• [Supplied information]
══════════════════════════════

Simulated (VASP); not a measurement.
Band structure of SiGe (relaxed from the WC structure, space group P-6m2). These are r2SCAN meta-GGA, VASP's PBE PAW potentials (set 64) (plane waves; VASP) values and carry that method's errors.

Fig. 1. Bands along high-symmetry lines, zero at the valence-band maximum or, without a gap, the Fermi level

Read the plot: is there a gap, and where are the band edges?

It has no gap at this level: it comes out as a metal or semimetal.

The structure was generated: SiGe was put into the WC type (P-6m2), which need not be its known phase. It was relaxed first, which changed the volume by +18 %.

══════════════════════════════

Return the material in full. Each line must match.

Simulated (VASP); not a measurement.
Band structure of SiGe (relaxed from the WC structure, space group P-6m2). These are r2SCAN meta-GGA, VASP's PBE PAW potentials (set 64) (plane waves; VASP) values and carry that method's errors.

Fig. 1. Bands along high-symmetry lines, zero at the valence-band maximum or, without a gap, the Fermi level

Read the plot: is there a gap, and where are the band edges?

It has no gap at this level: it comes out as a metal or semimetal.

The structure was generated: SiGe was put into the WC type (P-6m2), which need not be its known phase. It was relaxed first, which changed the volume by +18 %.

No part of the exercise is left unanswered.